WORK TASK —
Everything from the first line of the records below through the line containing "0.43 | -0.050 |" is to be retyped exactly; leave out the rest.

INFORMATION SUPPLIED —
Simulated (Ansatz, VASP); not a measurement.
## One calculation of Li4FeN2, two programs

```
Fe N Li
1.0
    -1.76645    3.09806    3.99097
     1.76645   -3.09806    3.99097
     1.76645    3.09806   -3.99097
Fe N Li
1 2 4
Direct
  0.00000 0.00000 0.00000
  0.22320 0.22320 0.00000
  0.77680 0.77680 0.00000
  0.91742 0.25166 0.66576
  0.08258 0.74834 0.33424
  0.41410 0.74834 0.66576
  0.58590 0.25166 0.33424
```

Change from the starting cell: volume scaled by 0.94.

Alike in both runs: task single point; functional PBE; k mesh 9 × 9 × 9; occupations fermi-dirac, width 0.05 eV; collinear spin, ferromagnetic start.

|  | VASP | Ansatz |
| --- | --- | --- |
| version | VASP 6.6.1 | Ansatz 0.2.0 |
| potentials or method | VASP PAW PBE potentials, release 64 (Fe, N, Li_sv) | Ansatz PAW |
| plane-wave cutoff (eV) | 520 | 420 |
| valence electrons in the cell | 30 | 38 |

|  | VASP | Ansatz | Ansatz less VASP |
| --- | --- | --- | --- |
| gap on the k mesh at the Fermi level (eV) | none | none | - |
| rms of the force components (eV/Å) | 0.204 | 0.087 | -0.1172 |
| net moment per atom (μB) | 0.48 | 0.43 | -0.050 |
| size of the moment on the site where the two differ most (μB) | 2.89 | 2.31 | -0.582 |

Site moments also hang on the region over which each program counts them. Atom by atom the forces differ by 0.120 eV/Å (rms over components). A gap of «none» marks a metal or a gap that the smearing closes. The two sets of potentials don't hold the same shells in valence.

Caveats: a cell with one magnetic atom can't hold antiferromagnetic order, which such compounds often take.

ANSWER BOX —
Simulated (Ansatz, VASP); not a measurement.
## One calculation of Li4FeN2, two programs

```
Fe N Li
1.0
    -1.76645    3.09806    3.99097
     1.76645   -3.09806    3.99097
     1.76645    3.09806   -3.99097
Fe N Li
1 2 4
Direct
  0.00000 0.00000 0.00000
  0.22320 0.22320 0.00000
  0.77680 0.77680 0.00000
  0.91742 0.25166 0.66576
  0.08258 0.74834 0.33424
  0.41410 0.74834 0.66576
  0.58590 0.25166 0.33424
```

Change from the starting cell: volume scaled by 0.94.

Alike in both runs: task single point; functional PBE; k mesh 9 × 9 × 9; occupations fermi-dirac, width 0.05 eV; collinear spin, ferromagnetic start.

|  | VASP | Ansatz |
| --- | --- | --- |
| version | VASP 6.6.1 | Ansatz 0.2.0 |
| potentials or method | VASP PAW PBE potentials, release 64 (Fe, N, Li_sv) | Ansatz PAW |
| plane-wave cutoff (eV) | 520 | 420 |
| valence electrons in the cell | 30 | 38 |

|  | VASP | Ansatz | Ansatz less VASP |
| --- | --- | --- | --- |
| gap on the k mesh at the Fermi level (eV) | none | none | - |
| rms of the force components (eV/Å) | 0.204 | 0.087 | -0.1172 |
| net moment per atom (μB) | 0.48 | 0.43 | -0.050 |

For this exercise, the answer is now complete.